Word for word, copy each record that comes after this.

### INFORMATION PROVIDED
________

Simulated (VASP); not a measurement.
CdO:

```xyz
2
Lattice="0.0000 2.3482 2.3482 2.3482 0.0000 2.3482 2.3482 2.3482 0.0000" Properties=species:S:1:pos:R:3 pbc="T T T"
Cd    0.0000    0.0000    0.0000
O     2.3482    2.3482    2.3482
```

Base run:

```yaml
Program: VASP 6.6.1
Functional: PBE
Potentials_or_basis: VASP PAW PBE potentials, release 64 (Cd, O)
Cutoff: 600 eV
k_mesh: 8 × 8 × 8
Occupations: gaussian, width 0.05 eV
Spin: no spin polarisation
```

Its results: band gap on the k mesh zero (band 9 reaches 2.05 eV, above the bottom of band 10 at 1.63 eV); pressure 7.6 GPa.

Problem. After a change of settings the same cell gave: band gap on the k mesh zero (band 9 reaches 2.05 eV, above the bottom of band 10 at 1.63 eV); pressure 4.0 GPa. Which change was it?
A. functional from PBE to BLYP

________

### TASK RESULT
Simulated (VASP); not a measurement.
CdO:

```xyz
2
Lattice="0.0000 2.3482 2.3482 2.3482 0.0000 2.3482 2.3482 2.3482 0.0000" Properties=species:S:1:pos:R:3 pbc="T T T"
Cd    0.0000    0.0000    0.0000
O     2.3482    2.3482    2.3482
```

Base run:

```yaml
Program: VASP 6.6.1
Functional: PBE
Potentials_or_basis: VASP PAW PBE potentials, release 64 (Cd, O)
Cutoff: 600 eV
k_mesh: 8 × 8 × 8
Occupations: gaussian, width 0.05 eV
Spin: no spin polarisation
```

Its results: band gap on the k mesh zero (band 9 reaches 2.05 eV, above the bottom of band 10 at 1.63 eV); pressure 7.6 GPa.

Problem. After a change of settings the same cell gave: band gap on the k mesh zero (band 9 reaches 2.05 eV, above the bottom of band 10 at 1.63 eV); pressure 4.0 GPa. Which change was it?
A. functional from PBE to BLYP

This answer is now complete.